> [Work task]: From the records below, print exactly the lines starting at the one containing "Space group Pm-3m" and ending at the one containing "A: The energy", ends included, and nothing else.

╔══

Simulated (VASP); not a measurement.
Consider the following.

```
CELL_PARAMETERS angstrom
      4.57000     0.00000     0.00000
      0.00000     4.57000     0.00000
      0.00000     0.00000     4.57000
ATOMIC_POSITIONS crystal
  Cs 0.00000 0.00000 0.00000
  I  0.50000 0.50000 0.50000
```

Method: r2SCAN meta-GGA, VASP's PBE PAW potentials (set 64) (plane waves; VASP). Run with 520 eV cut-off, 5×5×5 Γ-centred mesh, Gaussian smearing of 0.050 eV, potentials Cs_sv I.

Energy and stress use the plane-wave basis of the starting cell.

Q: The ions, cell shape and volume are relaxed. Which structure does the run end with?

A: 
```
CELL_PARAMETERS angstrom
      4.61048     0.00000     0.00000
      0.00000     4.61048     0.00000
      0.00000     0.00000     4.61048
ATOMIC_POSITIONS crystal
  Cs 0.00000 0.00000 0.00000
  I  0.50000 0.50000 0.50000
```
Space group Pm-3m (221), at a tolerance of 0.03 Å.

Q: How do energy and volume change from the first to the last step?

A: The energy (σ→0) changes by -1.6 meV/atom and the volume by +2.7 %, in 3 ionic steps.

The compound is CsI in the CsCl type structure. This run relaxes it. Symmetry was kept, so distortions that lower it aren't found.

╚══

> [Written answer]:
Space group Pm-3m (221), at a tolerance of 0.03 Å.

Q: How do energy and volume change from the first to the last step?

A: The energy (σ→0) changes by -1.6 meV/atom and the volume by +2.7 %, in 3 ionic steps.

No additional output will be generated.